ASSIGNMENT - Retype every entry word for word.

- - - - - - -

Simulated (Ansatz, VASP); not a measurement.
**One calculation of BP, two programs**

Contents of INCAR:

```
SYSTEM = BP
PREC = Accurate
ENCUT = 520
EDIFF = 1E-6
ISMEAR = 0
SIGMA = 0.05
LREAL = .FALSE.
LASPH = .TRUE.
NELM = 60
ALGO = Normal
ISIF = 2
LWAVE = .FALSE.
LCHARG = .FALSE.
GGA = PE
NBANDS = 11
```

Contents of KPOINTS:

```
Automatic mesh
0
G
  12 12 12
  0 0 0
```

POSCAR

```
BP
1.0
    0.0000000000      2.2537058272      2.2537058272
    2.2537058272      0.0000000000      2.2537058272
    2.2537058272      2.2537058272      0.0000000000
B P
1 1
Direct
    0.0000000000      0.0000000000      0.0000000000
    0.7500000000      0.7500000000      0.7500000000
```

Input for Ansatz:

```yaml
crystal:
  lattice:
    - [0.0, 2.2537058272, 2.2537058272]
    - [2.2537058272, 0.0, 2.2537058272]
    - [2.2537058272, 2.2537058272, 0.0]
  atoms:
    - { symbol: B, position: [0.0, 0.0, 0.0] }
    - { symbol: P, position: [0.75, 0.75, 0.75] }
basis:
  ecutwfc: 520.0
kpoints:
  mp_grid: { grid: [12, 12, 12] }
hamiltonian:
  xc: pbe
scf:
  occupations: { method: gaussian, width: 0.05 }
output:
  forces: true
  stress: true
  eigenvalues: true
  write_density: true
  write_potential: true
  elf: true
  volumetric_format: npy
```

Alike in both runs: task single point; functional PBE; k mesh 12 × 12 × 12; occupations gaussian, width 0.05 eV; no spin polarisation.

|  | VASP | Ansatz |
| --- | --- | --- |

- - - - - - -

ANSWER SPACE -
Simulated (Ansatz, VASP); not a measurement.
**One calculation of BP, two programs**

Contents of INCAR:

```
SYSTEM = BP
PREC = Accurate
ENCUT = 520
EDIFF = 1E-6
ISMEAR = 0
SIGMA = 0.05
LREAL = .FALSE.
LASPH = .TRUE.
NELM = 60
ALGO = Normal
ISIF = 2
LWAVE = .FALSE.
LCHARG = .FALSE.
GGA = PE
NBANDS = 11
```

Contents of KPOINTS:

```
Automatic mesh
0
G
  12 12 12
  0 0 0
```

POSCAR

```
BP
1.0
    0.0000000000      2.2537058272      2.2537058272
    2.2537058272      0.0000000000      2.2537058272
    2.2537058272      2.2537058272      0.0000000000
B P
1 1
Direct
    0.0000000000      0.0000000000      0.0000000000
    0.7500000000      0.7500000000      0.7500000000
```

Input for Ansatz:

```yaml
crystal:
  lattice:
    - [0.0, 2.2537058272, 2.2537058272]
    - [2.2537058272, 0.0, 2.2537058272]
    - [2.2537058272, 2.2537058272, 0.0]
  atoms:
    - { symbol: B, position: [0.0, 0.0, 0.0] }
    - { symbol: P, position: [0.75, 0.75, 0.75] }
basis:
  ecutwfc: 520.0
kpoints:
  mp_grid: { grid: [12, 12, 12] }
hamiltonian:
  xc: pbe
scf:
  occupations: { method: gaussian, width: 0.05 }
output:
  forces: true
  stress: true
  eigenvalues: true
  write_density: true
  write_potential: true
  elf: true
  volumetric_format: npy
```

Alike in both runs: task single point; functional PBE; k mesh 12 × 12 × 12; occupations gaussian, width 0.05 eV; no spin polarisation.

|  | VASP | Ansatz |
| --- | --- | --- |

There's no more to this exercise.